**Information supplied**
------------------------------------------------------------

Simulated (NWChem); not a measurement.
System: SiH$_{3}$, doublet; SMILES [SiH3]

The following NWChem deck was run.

------------------------------------------------------------

**Action item**
Print all the lines exactly as they occur in the listing.

**Your response**
Simulated (NWChem); not a measurement.
System: SiH$_{3}$, doublet; SMILES [SiH3]

The following NWChem deck was run.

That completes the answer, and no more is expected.